ASSIGNED TASK: Beginning at the top of the material, repeat each line exactly, and stop once the line with "-0.28 | -0.002 |" has been written.

Content starts

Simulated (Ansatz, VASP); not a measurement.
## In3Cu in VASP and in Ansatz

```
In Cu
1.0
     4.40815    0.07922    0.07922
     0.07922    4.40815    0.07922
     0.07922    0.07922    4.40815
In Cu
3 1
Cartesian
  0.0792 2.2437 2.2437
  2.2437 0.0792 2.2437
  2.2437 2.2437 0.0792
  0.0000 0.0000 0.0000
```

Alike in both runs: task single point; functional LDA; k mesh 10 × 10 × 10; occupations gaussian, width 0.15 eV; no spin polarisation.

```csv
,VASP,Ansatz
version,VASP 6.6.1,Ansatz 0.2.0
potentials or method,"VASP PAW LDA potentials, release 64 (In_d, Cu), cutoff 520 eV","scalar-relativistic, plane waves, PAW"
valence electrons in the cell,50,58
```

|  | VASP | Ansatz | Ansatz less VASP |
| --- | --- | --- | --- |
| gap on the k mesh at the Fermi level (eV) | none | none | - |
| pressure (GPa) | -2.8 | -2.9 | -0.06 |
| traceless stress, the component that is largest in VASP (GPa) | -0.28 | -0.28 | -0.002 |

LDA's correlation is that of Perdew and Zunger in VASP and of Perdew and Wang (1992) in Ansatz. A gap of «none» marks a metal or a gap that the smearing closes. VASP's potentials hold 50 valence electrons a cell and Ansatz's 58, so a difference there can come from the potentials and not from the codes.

Content ends

WRITTEN ANSWER:
Simulated (Ansatz, VASP); not a measurement.
## In3Cu in VASP and in Ansatz

```
In Cu
1.0
     4.40815    0.07922    0.07922
     0.07922    4.40815    0.07922
     0.07922    0.07922    4.40815
In Cu
3 1
Cartesian
  0.0792 2.2437 2.2437
  2.2437 0.0792 2.2437
  2.2437 2.2437 0.0792
  0.0000 0.0000 0.0000
```

Alike in both runs: task single point; functional LDA; k mesh 10 × 10 × 10; occupations gaussian, width 0.15 eV; no spin polarisation.

```csv
,VASP,Ansatz
version,VASP 6.6.1,Ansatz 0.2.0
potentials or method,"VASP PAW LDA potentials, release 64 (In_d, Cu), cutoff 520 eV","scalar-relativistic, plane waves, PAW"
valence electrons in the cell,50,58
```

|  | VASP | Ansatz | Ansatz less VASP |
| --- | --- | --- | --- |
| gap on the k mesh at the Fermi level (eV) | none | none | - |
| pressure (GPa) | -2.8 | -2.9 | -0.06 |
| traceless stress, the component that is largest in VASP (GPa) | -0.28 | -0.28 | -0.002 |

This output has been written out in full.